**Work item**. Only the lines from the top of the data through the line containing "Figure 2. Free" should be duplicated, exactly as they appear.

**Raw data**.
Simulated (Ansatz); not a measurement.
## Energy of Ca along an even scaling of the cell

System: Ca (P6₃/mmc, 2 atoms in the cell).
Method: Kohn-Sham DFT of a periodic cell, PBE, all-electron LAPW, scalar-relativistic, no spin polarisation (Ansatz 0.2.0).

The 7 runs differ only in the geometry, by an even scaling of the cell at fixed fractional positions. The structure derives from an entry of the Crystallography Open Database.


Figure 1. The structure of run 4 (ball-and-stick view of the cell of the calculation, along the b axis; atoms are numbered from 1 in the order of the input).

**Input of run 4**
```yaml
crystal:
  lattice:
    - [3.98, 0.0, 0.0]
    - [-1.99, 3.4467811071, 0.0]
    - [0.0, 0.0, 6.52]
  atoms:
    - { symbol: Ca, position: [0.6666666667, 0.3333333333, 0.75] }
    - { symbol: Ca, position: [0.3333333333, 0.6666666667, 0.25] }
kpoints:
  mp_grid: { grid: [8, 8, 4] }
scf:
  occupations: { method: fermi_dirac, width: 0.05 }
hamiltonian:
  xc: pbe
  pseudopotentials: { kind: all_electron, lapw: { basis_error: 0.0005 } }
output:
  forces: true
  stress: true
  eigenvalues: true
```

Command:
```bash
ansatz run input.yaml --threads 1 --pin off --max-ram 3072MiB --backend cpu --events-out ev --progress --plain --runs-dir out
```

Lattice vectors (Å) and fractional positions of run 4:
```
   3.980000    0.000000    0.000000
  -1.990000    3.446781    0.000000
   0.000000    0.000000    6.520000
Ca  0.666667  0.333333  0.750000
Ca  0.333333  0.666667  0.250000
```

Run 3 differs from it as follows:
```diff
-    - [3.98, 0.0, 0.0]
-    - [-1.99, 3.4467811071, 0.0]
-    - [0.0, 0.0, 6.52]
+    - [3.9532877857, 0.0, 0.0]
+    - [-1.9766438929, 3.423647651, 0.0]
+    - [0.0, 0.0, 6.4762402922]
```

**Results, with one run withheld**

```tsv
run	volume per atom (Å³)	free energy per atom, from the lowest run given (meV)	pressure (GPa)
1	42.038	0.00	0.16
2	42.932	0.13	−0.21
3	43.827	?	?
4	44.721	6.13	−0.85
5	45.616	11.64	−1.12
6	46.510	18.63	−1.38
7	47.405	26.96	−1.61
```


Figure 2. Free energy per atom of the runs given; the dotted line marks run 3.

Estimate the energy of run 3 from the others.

**Your response**.
Simulated (Ansatz); not a measurement.
## Energy of Ca along an even scaling of the cell

System: Ca (P6₃/mmc, 2 atoms in the cell).
Method: Kohn-Sham DFT of a periodic cell, PBE, all-electron LAPW, scalar-relativistic, no spin polarisation (Ansatz 0.2.0).

The 7 runs differ only in the geometry, by an even scaling of the cell at fixed fractional positions. The structure derives from an entry of the Crystallography Open Database.


Figure 1. The structure of run 4 (ball-and-stick view of the cell of the calculation, along the b axis; atoms are numbered from 1 in the order of the input).

**Input of run 4**
```yaml
crystal:
  lattice:
    - [3.98, 0.0, 0.0]
    - [-1.99, 3.4467811071, 0.0]
    - [0.0, 0.0, 6.52]
  atoms:
    - { symbol: Ca, position: [0.6666666667, 0.3333333333, 0.75] }
    - { symbol: Ca, position: [0.3333333333, 0.6666666667, 0.25] }
kpoints:
  mp_grid: { grid: [8, 8, 4] }
scf:
  occupations: { method: fermi_dirac, width: 0.05 }
hamiltonian:
  xc: pbe
  pseudopotentials: { kind: all_electron, lapw: { basis_error: 0.0005 } }
output:
  forces: true
  stress: true
  eigenvalues: true
```

Command:
```bash
ansatz run input.yaml --threads 1 --pin off --max-ram 3072MiB --backend cpu --events-out ev --progress --plain --runs-dir out
```

Lattice vectors (Å) and fractional positions of run 4:
```
   3.980000    0.000000    0.000000
  -1.990000    3.446781    0.000000
   0.000000    0.000000    6.520000
Ca  0.666667  0.333333  0.750000
Ca  0.333333  0.666667  0.250000
```

Run 3 differs from it as follows:
```diff
-    - [3.98, 0.0, 0.0]
-    - [-1.99, 3.4467811071, 0.0]
-    - [0.0, 0.0, 6.52]
+    - [3.9532877857, 0.0, 0.0]
+    - [-1.9766438929, 3.423647651, 0.0]
+    - [0.0, 0.0, 6.4762402922]
```

**Results, with one run withheld**

```tsv
run	volume per atom (Å³)	free energy per atom, from the lowest run given (meV)	pressure (GPa)
1	42.038	0.00	0.16
2	42.932	0.13	−0.21
3	43.827	?	?
4	44.721	6.13	−0.85
5	45.616	11.64	−1.12
6	46.510	18.63	−1.38
7	47.405	26.96	−1.61
```


Figure 2. Free energy per atom of the runs given; the dotted line marks run 3.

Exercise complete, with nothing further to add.